= ACTIVITY =
Every record that follows must be set down word for word.

= DATASET ENTRIES =
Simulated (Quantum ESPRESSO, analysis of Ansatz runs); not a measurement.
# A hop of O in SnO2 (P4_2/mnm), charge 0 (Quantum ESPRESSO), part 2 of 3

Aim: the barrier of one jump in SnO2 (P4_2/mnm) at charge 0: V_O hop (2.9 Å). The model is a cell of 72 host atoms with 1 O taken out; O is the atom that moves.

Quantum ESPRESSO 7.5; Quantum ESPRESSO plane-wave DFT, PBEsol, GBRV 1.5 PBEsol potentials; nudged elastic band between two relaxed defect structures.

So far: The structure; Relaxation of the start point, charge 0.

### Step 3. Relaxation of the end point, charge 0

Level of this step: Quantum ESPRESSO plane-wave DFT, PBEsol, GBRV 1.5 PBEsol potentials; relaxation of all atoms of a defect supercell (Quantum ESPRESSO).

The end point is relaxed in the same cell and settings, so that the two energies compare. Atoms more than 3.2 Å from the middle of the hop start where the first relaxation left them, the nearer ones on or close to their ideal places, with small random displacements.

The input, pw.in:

= WRITTEN REPLY =
Simulated (Quantum ESPRESSO, analysis of Ansatz runs); not a measurement.
# A hop of O in SnO2 (P4_2/mnm), charge 0 (Quantum ESPRESSO), part 2 of 3

Aim: the barrier of one jump in SnO2 (P4_2/mnm) at charge 0: V_O hop (2.9 Å). The model is a cell of 72 host atoms with 1 O taken out; O is the atom that moves.

Quantum ESPRESSO 7.5; Quantum ESPRESSO plane-wave DFT, PBEsol, GBRV 1.5 PBEsol potentials; nudged elastic band between two relaxed defect structures.

So far: The structure; Relaxation of the start point, charge 0.

### Step 3. Relaxation of the end point, charge 0

Level of this step: Quantum ESPRESSO plane-wave DFT, PBEsol, GBRV 1.5 PBEsol potentials; relaxation of all atoms of a defect supercell (Quantum ESPRESSO).

The end point is relaxed in the same cell and settings, so that the two energies compare. Atoms more than 3.2 Å from the middle of the hop start where the first relaxation left them, the nearer ones on or close to their ideal places, with small random displacements.

The input, pw.in:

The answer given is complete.